WORK ORDER -> Your answer must be an exact copy of every record below.

=== Section Start ===

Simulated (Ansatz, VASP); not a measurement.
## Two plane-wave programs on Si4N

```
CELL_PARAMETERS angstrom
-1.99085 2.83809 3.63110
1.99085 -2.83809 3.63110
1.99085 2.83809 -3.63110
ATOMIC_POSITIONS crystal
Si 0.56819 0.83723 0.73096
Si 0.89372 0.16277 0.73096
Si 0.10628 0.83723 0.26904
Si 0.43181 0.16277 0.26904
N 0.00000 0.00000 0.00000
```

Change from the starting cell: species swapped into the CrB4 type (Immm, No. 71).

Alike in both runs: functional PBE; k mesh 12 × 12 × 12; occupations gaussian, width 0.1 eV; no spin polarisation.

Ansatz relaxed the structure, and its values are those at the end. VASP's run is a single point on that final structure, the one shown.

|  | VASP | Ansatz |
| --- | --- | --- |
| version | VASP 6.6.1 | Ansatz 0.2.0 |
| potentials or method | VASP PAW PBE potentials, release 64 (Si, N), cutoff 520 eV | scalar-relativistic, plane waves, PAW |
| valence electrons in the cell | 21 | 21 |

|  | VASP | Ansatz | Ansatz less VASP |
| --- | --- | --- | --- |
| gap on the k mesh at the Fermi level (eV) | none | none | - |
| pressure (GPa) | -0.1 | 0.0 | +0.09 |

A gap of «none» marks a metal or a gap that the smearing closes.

=== Section End ===

TASK ANSWER ->
Simulated (Ansatz, VASP); not a measurement.
## Two plane-wave programs on Si4N

```
CELL_PARAMETERS angstrom
-1.99085 2.83809 3.63110
1.99085 -2.83809 3.63110
1.99085 2.83809 -3.63110
ATOMIC_POSITIONS crystal
Si 0.56819 0.83723 0.73096
Si 0.89372 0.16277 0.73096
Si 0.10628 0.83723 0.26904
Si 0.43181 0.16277 0.26904
N 0.00000 0.00000 0.00000
```

Change from the starting cell: species swapped into the CrB4 type (Immm, No. 71).

Alike in both runs: functional PBE; k mesh 12 × 12 × 12; occupations gaussian, width 0.1 eV; no spin polarisation.

Ansatz relaxed the structure, and its values are those at the end. VASP's run is a single point on that final structure, the one shown.

|  | VASP | Ansatz |
| --- | --- | --- |
| version | VASP 6.6.1 | Ansatz 0.2.0 |
| potentials or method | VASP PAW PBE potentials, release 64 (Si, N), cutoff 520 eV | scalar-relativistic, plane waves, PAW |
| valence electrons in the cell | 21 | 21 |

|  | VASP | Ansatz | Ansatz less VASP |
| --- | --- | --- | --- |
| gap on the k mesh at the Fermi level (eV) | none | none | - |
| pressure (GPa) | -0.1 | 0.0 | +0.09 |

A gap of «none» marks a metal or a gap that the smearing closes.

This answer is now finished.